### WORK ORDER
Please copy the entries below word for word.

### SOURCE INFORMATION
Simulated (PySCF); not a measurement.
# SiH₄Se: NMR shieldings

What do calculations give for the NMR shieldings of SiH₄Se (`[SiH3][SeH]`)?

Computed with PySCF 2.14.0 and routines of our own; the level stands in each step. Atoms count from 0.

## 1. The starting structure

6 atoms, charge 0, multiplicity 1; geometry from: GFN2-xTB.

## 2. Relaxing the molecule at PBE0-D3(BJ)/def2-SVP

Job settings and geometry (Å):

### WORKED SOLUTION
Simulated (PySCF); not a measurement.
# SiH₄Se: NMR shieldings

What do calculations give for the NMR shieldings of SiH₄Se (`[SiH3][SeH]`)?

Computed with PySCF 2.14.0 and routines of our own; the level stands in each step. Atoms count from 0.

## 1. The starting structure

6 atoms, charge 0, multiplicity 1; geometry from: GFN2-xTB.

## 2. Relaxing the molecule at PBE0-D3(BJ)/def2-SVP

Job settings and geometry (Å):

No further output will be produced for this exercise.